Raw data:
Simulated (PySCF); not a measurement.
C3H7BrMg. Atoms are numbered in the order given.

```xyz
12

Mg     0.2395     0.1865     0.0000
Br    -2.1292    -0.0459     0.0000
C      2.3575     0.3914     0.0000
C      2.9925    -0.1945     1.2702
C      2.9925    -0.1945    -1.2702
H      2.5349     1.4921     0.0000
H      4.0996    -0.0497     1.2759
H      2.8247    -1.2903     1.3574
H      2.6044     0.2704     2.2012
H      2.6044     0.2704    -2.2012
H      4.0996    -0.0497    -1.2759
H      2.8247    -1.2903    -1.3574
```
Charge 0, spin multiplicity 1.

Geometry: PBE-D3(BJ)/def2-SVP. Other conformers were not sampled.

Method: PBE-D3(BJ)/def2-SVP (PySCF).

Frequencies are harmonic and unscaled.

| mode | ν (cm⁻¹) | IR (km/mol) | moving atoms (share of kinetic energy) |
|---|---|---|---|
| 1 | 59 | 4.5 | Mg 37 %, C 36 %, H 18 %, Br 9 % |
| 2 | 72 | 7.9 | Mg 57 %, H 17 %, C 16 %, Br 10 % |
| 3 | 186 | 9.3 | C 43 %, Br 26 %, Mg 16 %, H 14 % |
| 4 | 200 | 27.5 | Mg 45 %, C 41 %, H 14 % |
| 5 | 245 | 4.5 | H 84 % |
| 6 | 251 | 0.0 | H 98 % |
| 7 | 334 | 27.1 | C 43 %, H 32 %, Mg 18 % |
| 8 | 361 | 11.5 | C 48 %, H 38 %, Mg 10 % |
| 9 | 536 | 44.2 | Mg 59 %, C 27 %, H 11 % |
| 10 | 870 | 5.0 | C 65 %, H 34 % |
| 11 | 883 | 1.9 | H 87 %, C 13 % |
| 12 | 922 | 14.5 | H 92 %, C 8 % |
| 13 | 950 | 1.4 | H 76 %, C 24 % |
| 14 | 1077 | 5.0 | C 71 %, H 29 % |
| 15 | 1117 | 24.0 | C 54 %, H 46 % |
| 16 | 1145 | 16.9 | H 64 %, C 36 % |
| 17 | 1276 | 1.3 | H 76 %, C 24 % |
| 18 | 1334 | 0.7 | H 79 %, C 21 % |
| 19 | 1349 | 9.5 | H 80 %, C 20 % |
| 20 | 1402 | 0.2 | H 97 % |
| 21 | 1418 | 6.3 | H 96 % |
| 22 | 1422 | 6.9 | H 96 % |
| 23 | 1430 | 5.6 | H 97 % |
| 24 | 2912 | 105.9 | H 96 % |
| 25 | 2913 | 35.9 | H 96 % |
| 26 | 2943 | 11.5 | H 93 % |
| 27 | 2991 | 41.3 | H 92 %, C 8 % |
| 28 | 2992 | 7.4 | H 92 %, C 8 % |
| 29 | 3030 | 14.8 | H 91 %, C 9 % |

Activity: Would you copy, word for word, only the lines from the start of the listing to the one that contains "11.5 | H 93 % |", both included?

Result:
Simulated (PySCF); not a measurement.
C3H7BrMg. Atoms are numbered in the order given.

```xyz
12

Mg     0.2395     0.1865     0.0000
Br    -2.1292    -0.0459     0.0000
C      2.3575     0.3914     0.0000
C      2.9925    -0.1945     1.2702
C      2.9925    -0.1945    -1.2702
H      2.5349     1.4921     0.0000
H      4.0996    -0.0497     1.2759
H      2.8247    -1.2903     1.3574
H      2.6044     0.2704     2.2012
H      2.6044     0.2704    -2.2012
H      4.0996    -0.0497    -1.2759
H      2.8247    -1.2903    -1.3574
```
Charge 0, spin multiplicity 1.

Geometry: PBE-D3(BJ)/def2-SVP. Other conformers were not sampled.

Method: PBE-D3(BJ)/def2-SVP (PySCF).

Frequencies are harmonic and unscaled.

| mode | ν (cm⁻¹) | IR (km/mol) | moving atoms (share of kinetic energy) |
|---|---|---|---|
| 1 | 59 | 4.5 | Mg 37 %, C 36 %, H 18 %, Br 9 % |
| 2 | 72 | 7.9 | Mg 57 %, H 17 %, C 16 %, Br 10 % |
| 3 | 186 | 9.3 | C 43 %, Br 26 %, Mg 16 %, H 14 % |
| 4 | 200 | 27.5 | Mg 45 %, C 41 %, H 14 % |
| 5 | 245 | 4.5 | H 84 % |
| 6 | 251 | 0.0 | H 98 % |
| 7 | 334 | 27.1 | C 43 %, H 32 %, Mg 18 % |
| 8 | 361 | 11.5 | C 48 %, H 38 %, Mg 10 % |
| 9 | 536 | 44.2 | Mg 59 %, C 27 %, H 11 % |
| 10 | 870 | 5.0 | C 65 %, H 34 % |
| 11 | 883 | 1.9 | H 87 %, C 13 % |
| 12 | 922 | 14.5 | H 92 %, C 8 % |
| 13 | 950 | 1.4 | H 76 %, C 24 % |
| 14 | 1077 | 5.0 | C 71 %, H 29 % |
| 15 | 1117 | 24.0 | C 54 %, H 46 % |
| 16 | 1145 | 16.9 | H 64 %, C 36 % |
| 17 | 1276 | 1.3 | H 76 %, C 24 % |
| 18 | 1334 | 0.7 | H 79 %, C 21 % |
| 19 | 1349 | 9.5 | H 80 %, C 20 % |
| 20 | 1402 | 0.2 | H 97 % |
| 21 | 1418 | 6.3 | H 96 % |
| 22 | 1422 | 6.9 | H 96 % |
| 23 | 1430 | 5.6 | H 97 % |
| 24 | 2912 | 105.9 | H 96 % |
| 25 | 2913 | 35.9 | H 96 % |
| 26 | 2943 | 11.5 | H 93 % |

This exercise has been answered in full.